Work order - From the records below, transcribe only the lines running from the one with "0.00058 | 2.22 |" through the one with "0.00052 | - |". Keep both of those end lines.

Provided information -
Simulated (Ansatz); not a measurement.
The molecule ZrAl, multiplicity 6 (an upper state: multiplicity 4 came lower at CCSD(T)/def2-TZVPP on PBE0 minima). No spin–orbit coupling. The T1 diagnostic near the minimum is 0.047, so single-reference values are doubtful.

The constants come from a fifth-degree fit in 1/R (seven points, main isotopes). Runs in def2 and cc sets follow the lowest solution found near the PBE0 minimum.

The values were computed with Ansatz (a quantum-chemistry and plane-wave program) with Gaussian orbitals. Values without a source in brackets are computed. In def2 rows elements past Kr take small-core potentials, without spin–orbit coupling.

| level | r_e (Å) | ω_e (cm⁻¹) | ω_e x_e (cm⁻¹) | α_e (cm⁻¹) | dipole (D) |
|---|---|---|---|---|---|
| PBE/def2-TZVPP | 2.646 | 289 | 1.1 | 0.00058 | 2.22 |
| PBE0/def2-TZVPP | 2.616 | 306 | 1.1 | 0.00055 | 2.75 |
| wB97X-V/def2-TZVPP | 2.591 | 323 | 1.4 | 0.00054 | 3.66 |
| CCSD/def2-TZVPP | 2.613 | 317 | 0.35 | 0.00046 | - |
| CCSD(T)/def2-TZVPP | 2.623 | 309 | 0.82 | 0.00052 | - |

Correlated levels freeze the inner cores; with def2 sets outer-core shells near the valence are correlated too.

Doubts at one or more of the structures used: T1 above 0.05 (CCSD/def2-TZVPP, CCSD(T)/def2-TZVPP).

Exercise result -
| PBE/def2-TZVPP | 2.646 | 289 | 1.1 | 0.00058 | 2.22 |
| PBE0/def2-TZVPP | 2.616 | 306 | 1.1 | 0.00055 | 2.75 |
| wB97X-V/def2-TZVPP | 2.591 | 323 | 1.4 | 0.00054 | 3.66 |
| CCSD/def2-TZVPP | 2.613 | 317 | 0.35 | 0.00046 | - |
| CCSD(T)/def2-TZVPP | 2.623 | 309 | 0.82 | 0.00052 | - |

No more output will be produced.